**Brief:** The listing below must be reproduced in full, exactly as written.

**Extracted information:**
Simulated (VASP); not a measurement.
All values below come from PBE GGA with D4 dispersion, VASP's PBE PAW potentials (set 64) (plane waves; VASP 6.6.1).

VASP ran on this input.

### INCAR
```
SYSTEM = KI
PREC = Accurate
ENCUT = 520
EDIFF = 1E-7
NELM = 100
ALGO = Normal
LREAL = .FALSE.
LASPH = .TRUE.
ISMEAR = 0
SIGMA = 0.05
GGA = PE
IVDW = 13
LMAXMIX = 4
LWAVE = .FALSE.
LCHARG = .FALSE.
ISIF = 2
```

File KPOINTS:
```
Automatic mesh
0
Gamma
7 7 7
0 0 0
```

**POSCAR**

**Answer area:**
Simulated (VASP); not a measurement.
All values below come from PBE GGA with D4 dispersion, VASP's PBE PAW potentials (set 64) (plane waves; VASP 6.6.1).

VASP ran on this input.

### INCAR
```
SYSTEM = KI
PREC = Accurate
ENCUT = 520
EDIFF = 1E-7
NELM = 100
ALGO = Normal
LREAL = .FALSE.
LASPH = .TRUE.
ISMEAR = 0
SIGMA = 0.05
GGA = PE
IVDW = 13
LMAXMIX = 4
LWAVE = .FALSE.
LCHARG = .FALSE.
ISIF = 2
```

File KPOINTS:
```
Automatic mesh
0
Gamma
7 7 7
0 0 0
```

**POSCAR**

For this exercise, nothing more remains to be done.